ACTION ITEM
All lines from the opening of the entries below through the line containing "# Towards the basis-set limit for LiH" must be output exactly as they appear, with no other lines.

RECORDED DATA
──────────────────────────────
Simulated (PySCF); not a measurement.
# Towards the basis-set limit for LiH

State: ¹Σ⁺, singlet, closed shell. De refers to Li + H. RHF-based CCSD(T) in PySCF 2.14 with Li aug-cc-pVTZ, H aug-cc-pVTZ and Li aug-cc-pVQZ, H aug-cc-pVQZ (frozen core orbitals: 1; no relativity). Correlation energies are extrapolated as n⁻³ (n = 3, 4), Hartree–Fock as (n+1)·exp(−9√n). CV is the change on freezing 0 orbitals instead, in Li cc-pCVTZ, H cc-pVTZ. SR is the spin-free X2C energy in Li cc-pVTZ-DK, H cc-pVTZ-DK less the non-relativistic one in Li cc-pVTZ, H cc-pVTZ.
──────────────────────────────

EXERCISE RESPONSE
Simulated (PySCF); not a measurement.
# Towards the basis-set limit for LiH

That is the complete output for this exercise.